··· DATA PROVIDED

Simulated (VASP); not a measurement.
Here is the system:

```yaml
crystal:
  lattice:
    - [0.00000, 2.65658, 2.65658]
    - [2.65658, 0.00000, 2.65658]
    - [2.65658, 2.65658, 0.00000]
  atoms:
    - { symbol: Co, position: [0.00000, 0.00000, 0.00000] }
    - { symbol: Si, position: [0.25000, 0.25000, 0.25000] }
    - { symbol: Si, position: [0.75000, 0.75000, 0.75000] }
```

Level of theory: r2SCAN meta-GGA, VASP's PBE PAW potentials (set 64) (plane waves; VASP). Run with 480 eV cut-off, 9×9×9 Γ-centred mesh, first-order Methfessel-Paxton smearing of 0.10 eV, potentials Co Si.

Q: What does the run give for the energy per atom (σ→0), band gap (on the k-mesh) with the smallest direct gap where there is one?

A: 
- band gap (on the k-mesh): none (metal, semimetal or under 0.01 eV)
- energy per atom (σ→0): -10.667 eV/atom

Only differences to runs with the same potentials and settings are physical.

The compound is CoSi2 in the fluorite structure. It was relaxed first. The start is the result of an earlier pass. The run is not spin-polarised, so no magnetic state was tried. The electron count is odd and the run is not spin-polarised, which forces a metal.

······

▶ _BRIEF_: In full and exactly as written, the listing is to be copied again.

▶ _ANSWER SPACE_:
Simulated (VASP); not a measurement.
Here is the system:

```yaml
crystal:
  lattice:
    - [0.00000, 2.65658, 2.65658]
    - [2.65658, 0.00000, 2.65658]
    - [2.65658, 2.65658, 0.00000]
  atoms:
    - { symbol: Co, position: [0.00000, 0.00000, 0.00000] }
    - { symbol: Si, position: [0.25000, 0.25000, 0.25000] }
    - { symbol: Si, position: [0.75000, 0.75000, 0.75000] }
```

Level of theory: r2SCAN meta-GGA, VASP's PBE PAW potentials (set 64) (plane waves; VASP). Run with 480 eV cut-off, 9×9×9 Γ-centred mesh, first-order Methfessel-Paxton smearing of 0.10 eV, potentials Co Si.

Q: What does the run give for the energy per atom (σ→0), band gap (on the k-mesh) with the smallest direct gap where there is one?

A: 
- band gap (on the k-mesh): none (metal, semimetal or under 0.01 eV)
- energy per atom (σ→0): -10.667 eV/atom

Only differences to runs with the same potentials and settings are physical.

The compound is CoSi2 in the fluorite structure. It was relaxed first. The start is the result of an earlier pass. The run is not spin-polarised, so no magnetic state was tried. The electron count is odd and the run is not spin-polarised, which forces a metal.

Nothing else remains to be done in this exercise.